Work task
Those lines of the material below that fall between its first line and the line with "These are results", both included, are to be repeated exactly.

Input data
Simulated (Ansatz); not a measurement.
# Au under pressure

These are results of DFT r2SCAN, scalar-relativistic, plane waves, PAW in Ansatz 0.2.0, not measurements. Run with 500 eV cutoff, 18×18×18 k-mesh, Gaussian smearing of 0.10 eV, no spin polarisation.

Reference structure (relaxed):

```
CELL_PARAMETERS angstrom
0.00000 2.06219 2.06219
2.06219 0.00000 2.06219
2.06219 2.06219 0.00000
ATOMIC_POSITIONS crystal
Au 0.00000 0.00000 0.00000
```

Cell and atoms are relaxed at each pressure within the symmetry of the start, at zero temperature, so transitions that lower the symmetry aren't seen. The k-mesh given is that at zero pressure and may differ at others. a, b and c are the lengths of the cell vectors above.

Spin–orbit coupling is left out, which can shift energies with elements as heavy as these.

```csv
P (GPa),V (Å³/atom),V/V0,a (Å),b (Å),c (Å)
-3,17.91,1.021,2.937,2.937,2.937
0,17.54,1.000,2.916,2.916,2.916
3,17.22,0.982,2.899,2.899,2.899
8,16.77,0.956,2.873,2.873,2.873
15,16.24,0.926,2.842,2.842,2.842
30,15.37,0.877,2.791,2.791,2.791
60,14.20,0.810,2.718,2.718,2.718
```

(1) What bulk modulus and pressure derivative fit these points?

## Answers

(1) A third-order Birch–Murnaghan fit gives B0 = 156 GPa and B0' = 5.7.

Written reply
Simulated (Ansatz); not a measurement.
# Au under pressure

These are results of DFT r2SCAN, scalar-relativistic, plane waves, PAW in Ansatz 0.2.0, not measurements. Run with 500 eV cutoff, 18×18×18 k-mesh, Gaussian smearing of 0.10 eV, no spin polarisation.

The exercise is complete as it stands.